# SUPPLIED DATA
------------------------------

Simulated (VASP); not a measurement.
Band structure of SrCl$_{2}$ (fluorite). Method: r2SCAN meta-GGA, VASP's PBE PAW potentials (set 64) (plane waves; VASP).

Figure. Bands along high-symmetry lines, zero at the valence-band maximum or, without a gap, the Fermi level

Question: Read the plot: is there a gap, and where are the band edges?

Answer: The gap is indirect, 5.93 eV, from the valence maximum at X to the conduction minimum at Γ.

------------------------------

# ASSIGNMENT
A faithful, complete reproduction of the listing above is requested.

# RESPONSE
Simulated (VASP); not a measurement.
Band structure of SrCl$_{2}$ (fluorite). Method: r2SCAN meta-GGA, VASP's PBE PAW potentials (set 64) (plane waves; VASP).

Figure. Bands along high-symmetry lines, zero at the valence-band maximum or, without a gap, the Fermi level

Question: Read the plot: is there a gap, and where are the band edges?

Answer: The gap is indirect, 5.93 eV, from the valence maximum at X to the conduction minimum at Γ.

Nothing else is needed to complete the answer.